▸ Work item:
Transcribe every record without leaving anything out or changing a word.

======== Supplied entries

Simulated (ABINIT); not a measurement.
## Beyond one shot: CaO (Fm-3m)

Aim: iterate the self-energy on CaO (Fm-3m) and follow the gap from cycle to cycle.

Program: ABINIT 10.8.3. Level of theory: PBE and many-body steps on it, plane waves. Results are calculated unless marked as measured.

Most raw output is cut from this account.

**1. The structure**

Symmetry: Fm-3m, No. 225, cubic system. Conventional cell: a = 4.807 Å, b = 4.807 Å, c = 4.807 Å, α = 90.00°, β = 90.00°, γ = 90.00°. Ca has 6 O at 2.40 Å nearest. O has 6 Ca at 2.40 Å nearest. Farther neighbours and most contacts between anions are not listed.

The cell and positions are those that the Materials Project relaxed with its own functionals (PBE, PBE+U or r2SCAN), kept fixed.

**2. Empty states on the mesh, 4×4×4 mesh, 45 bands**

================

▸ Answer area:
Simulated (ABINIT); not a measurement.
## Beyond one shot: CaO (Fm-3m)

Aim: iterate the self-energy on CaO (Fm-3m) and follow the gap from cycle to cycle.

Program: ABINIT 10.8.3. Level of theory: PBE and many-body steps on it, plane waves. Results are calculated unless marked as measured.

Most raw output is cut from this account.

**1. The structure**

Symmetry: Fm-3m, No. 225, cubic system. Conventional cell: a = 4.807 Å, b = 4.807 Å, c = 4.807 Å, α = 90.00°, β = 90.00°, γ = 90.00°. Ca has 6 O at 2.40 Å nearest. O has 6 Ca at 2.40 Å nearest. Farther neighbours and most contacts between anions are not listed.

The cell and positions are those that the Materials Project relaxed with its own functionals (PBE, PBE+U or r2SCAN), kept fixed.

**2. Empty states on the mesh, 4×4×4 mesh, 45 bands**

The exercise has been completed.